** Extracted information follows **

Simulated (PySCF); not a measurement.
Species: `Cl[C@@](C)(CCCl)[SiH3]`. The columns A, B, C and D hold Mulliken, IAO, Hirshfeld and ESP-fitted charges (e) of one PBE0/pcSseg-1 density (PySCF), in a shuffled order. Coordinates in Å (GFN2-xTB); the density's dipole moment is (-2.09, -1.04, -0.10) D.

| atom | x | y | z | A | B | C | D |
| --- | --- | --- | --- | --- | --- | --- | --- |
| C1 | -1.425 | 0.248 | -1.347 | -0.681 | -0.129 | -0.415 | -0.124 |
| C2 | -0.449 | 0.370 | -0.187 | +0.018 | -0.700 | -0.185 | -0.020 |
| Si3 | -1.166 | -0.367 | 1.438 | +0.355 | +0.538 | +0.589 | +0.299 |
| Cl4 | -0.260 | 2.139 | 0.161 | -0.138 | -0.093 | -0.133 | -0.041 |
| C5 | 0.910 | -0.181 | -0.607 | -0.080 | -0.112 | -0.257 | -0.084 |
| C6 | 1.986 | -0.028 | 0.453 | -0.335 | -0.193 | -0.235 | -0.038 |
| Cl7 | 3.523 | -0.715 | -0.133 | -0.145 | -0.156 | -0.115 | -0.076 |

** End of Extracted information **

• _Requirement_
Beginning with the very first line of the material, please return exactly each line down to and including the one with "-1.04, -0.10) D.".

• _Worked solution_
Simulated (PySCF); not a measurement.
Species: `Cl[C@@](C)(CCCl)[SiH3]`. The columns A, B, C and D hold Mulliken, IAO, Hirshfeld and ESP-fitted charges (e) of one PBE0/pcSseg-1 density (PySCF), in a shuffled order. Coordinates in Å (GFN2-xTB); the density's dipole moment is (-2.09, -1.04, -0.10) D.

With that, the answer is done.